Task item
In the data that follows, find the line with "Predicted spectroscopic data"; transcribe it, every later line up to the one with "All values are", and that line as well, exactly and with no others.

(Beginning of Data provided)
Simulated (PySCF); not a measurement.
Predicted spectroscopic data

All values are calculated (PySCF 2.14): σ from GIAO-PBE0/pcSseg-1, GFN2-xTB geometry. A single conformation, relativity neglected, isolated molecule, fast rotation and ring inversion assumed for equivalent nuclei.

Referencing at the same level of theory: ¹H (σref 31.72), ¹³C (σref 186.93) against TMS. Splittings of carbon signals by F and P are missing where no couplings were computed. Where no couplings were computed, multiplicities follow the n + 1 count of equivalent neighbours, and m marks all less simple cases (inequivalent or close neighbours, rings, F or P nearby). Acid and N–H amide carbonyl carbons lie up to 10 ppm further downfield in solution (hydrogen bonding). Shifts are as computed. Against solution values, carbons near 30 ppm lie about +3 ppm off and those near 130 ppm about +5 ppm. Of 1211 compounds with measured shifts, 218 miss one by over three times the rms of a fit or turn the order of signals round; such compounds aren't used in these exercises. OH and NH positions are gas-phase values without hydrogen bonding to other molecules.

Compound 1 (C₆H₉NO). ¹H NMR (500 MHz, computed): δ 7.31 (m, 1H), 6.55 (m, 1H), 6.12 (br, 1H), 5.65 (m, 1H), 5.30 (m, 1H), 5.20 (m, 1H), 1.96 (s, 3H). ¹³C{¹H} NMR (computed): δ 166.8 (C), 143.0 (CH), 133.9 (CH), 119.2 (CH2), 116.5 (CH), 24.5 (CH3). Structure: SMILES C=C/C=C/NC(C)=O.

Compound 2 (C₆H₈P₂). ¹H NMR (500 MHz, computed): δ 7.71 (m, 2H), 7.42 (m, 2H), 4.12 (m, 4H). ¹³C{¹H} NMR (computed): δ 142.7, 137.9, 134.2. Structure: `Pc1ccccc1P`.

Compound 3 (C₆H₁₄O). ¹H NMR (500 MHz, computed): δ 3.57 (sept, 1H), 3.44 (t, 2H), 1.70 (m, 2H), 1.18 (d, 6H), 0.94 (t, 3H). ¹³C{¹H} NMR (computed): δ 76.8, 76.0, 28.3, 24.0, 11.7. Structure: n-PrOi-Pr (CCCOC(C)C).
(End of Data provided)

Written answer
Predicted spectroscopic data

All values are calculated (PySCF 2.14): σ from GIAO-PBE0/pcSseg-1, GFN2-xTB geometry. A single conformation, relativity neglected, isolated molecule, fast rotation and ring inversion assumed for equivalent nuclei.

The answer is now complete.